> _WORK ITEM_
Starting at the first line of the listing below and ending at the line with "(2) 4.56 eV.", copy each line exactly.

> _DATA EXCERPTS_
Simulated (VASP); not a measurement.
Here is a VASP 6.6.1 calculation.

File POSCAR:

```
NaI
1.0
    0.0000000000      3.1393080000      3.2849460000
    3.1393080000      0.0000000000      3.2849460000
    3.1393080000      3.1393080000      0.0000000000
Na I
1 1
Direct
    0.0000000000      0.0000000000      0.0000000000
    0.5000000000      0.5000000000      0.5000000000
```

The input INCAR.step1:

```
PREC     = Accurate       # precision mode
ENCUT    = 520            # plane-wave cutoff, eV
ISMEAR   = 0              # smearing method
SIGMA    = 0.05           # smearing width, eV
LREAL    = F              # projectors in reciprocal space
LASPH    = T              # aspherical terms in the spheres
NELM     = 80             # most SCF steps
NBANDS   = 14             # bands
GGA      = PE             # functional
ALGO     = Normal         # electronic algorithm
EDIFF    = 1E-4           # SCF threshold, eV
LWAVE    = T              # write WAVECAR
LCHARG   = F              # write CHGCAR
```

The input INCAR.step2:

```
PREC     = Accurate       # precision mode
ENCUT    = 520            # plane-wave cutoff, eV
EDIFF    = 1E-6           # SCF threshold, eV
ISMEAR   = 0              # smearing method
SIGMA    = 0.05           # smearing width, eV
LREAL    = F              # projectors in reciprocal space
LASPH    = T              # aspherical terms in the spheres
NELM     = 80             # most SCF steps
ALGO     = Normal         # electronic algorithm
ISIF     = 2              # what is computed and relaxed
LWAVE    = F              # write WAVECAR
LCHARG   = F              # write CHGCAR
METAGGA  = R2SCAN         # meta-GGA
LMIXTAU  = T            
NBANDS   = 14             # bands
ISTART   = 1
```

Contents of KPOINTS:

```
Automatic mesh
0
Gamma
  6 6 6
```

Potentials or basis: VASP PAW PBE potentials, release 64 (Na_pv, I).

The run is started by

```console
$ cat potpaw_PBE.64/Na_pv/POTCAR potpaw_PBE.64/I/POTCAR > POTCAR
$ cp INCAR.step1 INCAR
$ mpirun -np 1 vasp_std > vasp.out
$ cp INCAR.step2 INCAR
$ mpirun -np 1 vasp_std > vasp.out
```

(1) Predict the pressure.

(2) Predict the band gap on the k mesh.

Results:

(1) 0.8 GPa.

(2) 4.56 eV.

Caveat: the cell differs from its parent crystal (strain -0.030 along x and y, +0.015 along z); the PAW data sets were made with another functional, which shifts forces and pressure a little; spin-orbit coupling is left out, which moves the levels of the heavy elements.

> _ANSWER BOX_
Simulated (VASP); not a measurement.
Here is a VASP 6.6.1 calculation.

File POSCAR:

```
NaI
1.0
    0.0000000000      3.1393080000      3.2849460000
    3.1393080000      0.0000000000      3.2849460000
    3.1393080000      3.1393080000      0.0000000000
Na I
1 1
Direct
    0.0000000000      0.0000000000      0.0000000000
    0.5000000000      0.5000000000      0.5000000000
```

The input INCAR.step1:

```
PREC     = Accurate       # precision mode
ENCUT    = 520            # plane-wave cutoff, eV
ISMEAR   = 0              # smearing method
SIGMA    = 0.05           # smearing width, eV
LREAL    = F              # projectors in reciprocal space
LASPH    = T              # aspherical terms in the spheres
NELM     = 80             # most SCF steps
NBANDS   = 14             # bands
GGA      = PE             # functional
ALGO     = Normal         # electronic algorithm
EDIFF    = 1E-4           # SCF threshold, eV
LWAVE    = T              # write WAVECAR
LCHARG   = F              # write CHGCAR
```

The input INCAR.step2:

```
PREC     = Accurate       # precision mode
ENCUT    = 520            # plane-wave cutoff, eV
EDIFF    = 1E-6           # SCF threshold, eV
ISMEAR   = 0              # smearing method
SIGMA    = 0.05           # smearing width, eV
LREAL    = F              # projectors in reciprocal space
LASPH    = T              # aspherical terms in the spheres
NELM     = 80             # most SCF steps
ALGO     = Normal         # electronic algorithm
ISIF     = 2              # what is computed and relaxed
LWAVE    = F              # write WAVECAR
LCHARG   = F              # write CHGCAR
METAGGA  = R2SCAN         # meta-GGA
LMIXTAU  = T            
NBANDS   = 14             # bands
ISTART   = 1
```

Contents of KPOINTS:

```
Automatic mesh
0
Gamma
  6 6 6
```

Potentials or basis: VASP PAW PBE potentials, release 64 (Na_pv, I).

The run is started by

```console
$ cat potpaw_PBE.64/Na_pv/POTCAR potpaw_PBE.64/I/POTCAR > POTCAR
$ cp INCAR.step1 INCAR
$ mpirun -np 1 vasp_std > vasp.out
$ cp INCAR.step2 INCAR
$ mpirun -np 1 vasp_std > vasp.out
```

(1) Predict the pressure.

(2) Predict the band gap on the k mesh.

Results:

(1) 0.8 GPa.

(2) 4.56 eV.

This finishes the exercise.